▸ ACTION ITEM
Output exactly, with nothing added, the entries from the first line through the line with "B. level PBE;".

=== Begin Enclosure ===

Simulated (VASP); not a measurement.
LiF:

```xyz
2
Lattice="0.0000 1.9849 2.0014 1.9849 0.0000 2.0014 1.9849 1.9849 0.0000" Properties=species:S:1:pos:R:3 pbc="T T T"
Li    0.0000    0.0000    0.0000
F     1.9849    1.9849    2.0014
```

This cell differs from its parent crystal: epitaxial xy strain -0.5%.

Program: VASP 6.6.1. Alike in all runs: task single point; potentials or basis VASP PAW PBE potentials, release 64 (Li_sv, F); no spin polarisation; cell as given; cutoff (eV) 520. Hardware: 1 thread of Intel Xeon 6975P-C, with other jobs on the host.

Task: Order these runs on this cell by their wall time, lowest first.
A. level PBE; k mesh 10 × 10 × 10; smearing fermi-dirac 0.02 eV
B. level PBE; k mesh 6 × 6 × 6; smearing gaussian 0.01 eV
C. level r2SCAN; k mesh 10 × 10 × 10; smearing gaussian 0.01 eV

=== End Enclosure ===

▸ TASK RESPONSE
Simulated (VASP); not a measurement.
LiF:

```xyz
2
Lattice="0.0000 1.9849 2.0014 1.9849 0.0000 2.0014 1.9849 1.9849 0.0000" Properties=species:S:1:pos:R:3 pbc="T T T"
Li    0.0000    0.0000    0.0000
F     1.9849    1.9849    2.0014
```

This cell differs from its parent crystal: epitaxial xy strain -0.5%.

Program: VASP 6.6.1. Alike in all runs: task single point; potentials or basis VASP PAW PBE potentials, release 64 (Li_sv, F); no spin polarisation; cell as given; cutoff (eV) 520. Hardware: 1 thread of Intel Xeon 6975P-C, with other jobs on the host.

Task: Order these runs on this cell by their wall time, lowest first.
A. level PBE; k mesh 10 × 10 × 10; smearing fermi-dirac 0.02 eV
B. level PBE; k mesh 6 × 6 × 6; smearing gaussian 0.01 eV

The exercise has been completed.